Assigned task: Please quote the material exactly, every line of it.

══ Extracted records ══

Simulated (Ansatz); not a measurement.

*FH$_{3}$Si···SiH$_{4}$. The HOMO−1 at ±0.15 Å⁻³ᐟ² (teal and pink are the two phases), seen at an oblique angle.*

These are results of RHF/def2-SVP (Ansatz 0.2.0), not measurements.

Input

═══

Answer area:
Simulated (Ansatz); not a measurement.

*FH$_{3}$Si···SiH$_{4}$. The HOMO−1 at ±0.15 Å⁻³ᐟ² (teal and pink are the two phases), seen at an oblique angle.*

These are results of RHF/def2-SVP (Ansatz 0.2.0), not measurements.

Input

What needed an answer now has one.